━━━━━ Dataset records ━━━━━

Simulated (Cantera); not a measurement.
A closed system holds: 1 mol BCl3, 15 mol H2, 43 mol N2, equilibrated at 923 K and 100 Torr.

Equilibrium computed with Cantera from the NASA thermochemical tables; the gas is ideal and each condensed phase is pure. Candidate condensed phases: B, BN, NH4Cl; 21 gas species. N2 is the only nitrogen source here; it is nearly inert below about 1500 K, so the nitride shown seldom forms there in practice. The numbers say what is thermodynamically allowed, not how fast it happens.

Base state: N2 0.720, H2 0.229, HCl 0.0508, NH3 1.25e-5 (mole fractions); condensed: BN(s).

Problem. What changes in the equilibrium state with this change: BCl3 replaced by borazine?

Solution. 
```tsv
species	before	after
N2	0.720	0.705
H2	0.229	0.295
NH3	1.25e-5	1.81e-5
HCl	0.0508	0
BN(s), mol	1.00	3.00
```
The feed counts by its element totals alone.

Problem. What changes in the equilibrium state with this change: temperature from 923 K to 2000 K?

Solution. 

━━━━━

* Assigned task *
Return the material in its entirety, word for word.

* Written response *
Simulated (Cantera); not a measurement.
A closed system holds: 1 mol BCl3, 15 mol H2, 43 mol N2, equilibrated at 923 K and 100 Torr.

Equilibrium computed with Cantera from the NASA thermochemical tables; the gas is ideal and each condensed phase is pure. Candidate condensed phases: B, BN, NH4Cl; 21 gas species. N2 is the only nitrogen source here; it is nearly inert below about 1500 K, so the nitride shown seldom forms there in practice. The numbers say what is thermodynamically allowed, not how fast it happens.

Base state: N2 0.720, H2 0.229, HCl 0.0508, NH3 1.25e-5 (mole fractions); condensed: BN(s).

Problem. What changes in the equilibrium state with this change: BCl3 replaced by borazine?

Solution. 
```tsv
species	before	after
N2	0.720	0.705
H2	0.229	0.295
NH3	1.25e-5	1.81e-5
HCl	0.0508	0
BN(s), mol	1.00	3.00
```
The feed counts by its element totals alone.

Problem. What changes in the equilibrium state with this change: temperature from 923 K to 2000 K?

Solution. 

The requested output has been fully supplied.